**Extracted material**
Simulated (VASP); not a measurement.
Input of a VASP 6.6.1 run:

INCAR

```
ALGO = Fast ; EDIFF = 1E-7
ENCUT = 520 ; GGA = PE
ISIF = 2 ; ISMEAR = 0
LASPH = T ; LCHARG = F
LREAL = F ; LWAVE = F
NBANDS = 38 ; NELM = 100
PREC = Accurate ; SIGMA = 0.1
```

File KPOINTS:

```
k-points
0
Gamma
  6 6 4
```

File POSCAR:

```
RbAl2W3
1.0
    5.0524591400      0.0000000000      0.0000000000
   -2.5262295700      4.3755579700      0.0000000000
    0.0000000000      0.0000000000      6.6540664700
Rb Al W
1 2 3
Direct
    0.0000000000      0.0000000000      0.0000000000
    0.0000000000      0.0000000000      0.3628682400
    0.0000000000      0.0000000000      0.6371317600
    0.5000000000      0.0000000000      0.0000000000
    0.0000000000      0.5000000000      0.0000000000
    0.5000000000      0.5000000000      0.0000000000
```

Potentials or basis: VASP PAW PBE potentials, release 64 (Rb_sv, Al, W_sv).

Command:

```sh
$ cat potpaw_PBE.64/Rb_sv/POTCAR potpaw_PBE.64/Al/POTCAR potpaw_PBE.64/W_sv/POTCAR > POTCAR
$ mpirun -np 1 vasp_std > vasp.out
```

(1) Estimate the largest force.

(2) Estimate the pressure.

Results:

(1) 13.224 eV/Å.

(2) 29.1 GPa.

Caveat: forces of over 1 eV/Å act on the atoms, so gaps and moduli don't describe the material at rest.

**Brief**
Reproduce only the lines from the top of the material through the one bearing "(2) 29.1 GPa.", each exactly as it stands.

**Written solution**
Simulated (VASP); not a measurement.
Input of a VASP 6.6.1 run:

INCAR

```
ALGO = Fast ; EDIFF = 1E-7
ENCUT = 520 ; GGA = PE
ISIF = 2 ; ISMEAR = 0
LASPH = T ; LCHARG = F
LREAL = F ; LWAVE = F
NBANDS = 38 ; NELM = 100
PREC = Accurate ; SIGMA = 0.1
```

File KPOINTS:

```
k-points
0
Gamma
  6 6 4
```

File POSCAR:

```
RbAl2W3
1.0
    5.0524591400      0.0000000000      0.0000000000
   -2.5262295700      4.3755579700      0.0000000000
    0.0000000000      0.0000000000      6.6540664700
Rb Al W
1 2 3
Direct
    0.0000000000      0.0000000000      0.0000000000
    0.0000000000      0.0000000000      0.3628682400
    0.0000000000      0.0000000000      0.6371317600
    0.5000000000      0.0000000000      0.0000000000
    0.0000000000      0.5000000000      0.0000000000
    0.5000000000      0.5000000000      0.0000000000
```

Potentials or basis: VASP PAW PBE potentials, release 64 (Rb_sv, Al, W_sv).

Command:

```sh
$ cat potpaw_PBE.64/Rb_sv/POTCAR potpaw_PBE.64/Al/POTCAR potpaw_PBE.64/W_sv/POTCAR > POTCAR
$ mpirun -np 1 vasp_std > vasp.out
```

(1) Estimate the largest force.

(2) Estimate the pressure.

Results:

(1) 13.224 eV/Å.

(2) 29.1 GPa.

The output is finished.